Input data:
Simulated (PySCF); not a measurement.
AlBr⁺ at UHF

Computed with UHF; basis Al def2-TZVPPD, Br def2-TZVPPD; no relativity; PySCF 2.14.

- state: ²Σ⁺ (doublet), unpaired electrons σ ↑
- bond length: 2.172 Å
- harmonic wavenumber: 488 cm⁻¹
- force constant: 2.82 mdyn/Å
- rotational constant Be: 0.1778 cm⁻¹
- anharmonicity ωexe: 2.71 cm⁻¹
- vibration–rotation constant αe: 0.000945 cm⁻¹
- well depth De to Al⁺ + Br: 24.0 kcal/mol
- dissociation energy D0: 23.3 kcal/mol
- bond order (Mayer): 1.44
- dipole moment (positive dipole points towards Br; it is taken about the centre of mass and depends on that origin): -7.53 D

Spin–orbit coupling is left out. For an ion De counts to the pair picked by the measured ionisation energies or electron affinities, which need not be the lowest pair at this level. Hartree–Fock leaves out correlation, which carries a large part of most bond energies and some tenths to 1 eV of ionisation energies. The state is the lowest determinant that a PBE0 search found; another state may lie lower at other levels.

Assignment:
Nothing but the lines above from the one containing "- harmonic wavenumber: 488 cm⁻¹" through the one containing "- dipole moment" should appear in the answer, each repeated exactly.

Your response:
- harmonic wavenumber: 488 cm⁻¹
- force constant: 2.82 mdyn/Å
- rotational constant Be: 0.1778 cm⁻¹
- anharmonicity ωexe: 2.71 cm⁻¹
- vibration–rotation constant αe: 0.000945 cm⁻¹
- well depth De to Al⁺ + Br: 24.0 kcal/mol
- dissociation energy D0: 23.3 kcal/mol
- bond order (Mayer): 1.44
- dipole moment (positive dipole points towards Br; it is taken about the centre of mass and depends on that origin): -7.53 D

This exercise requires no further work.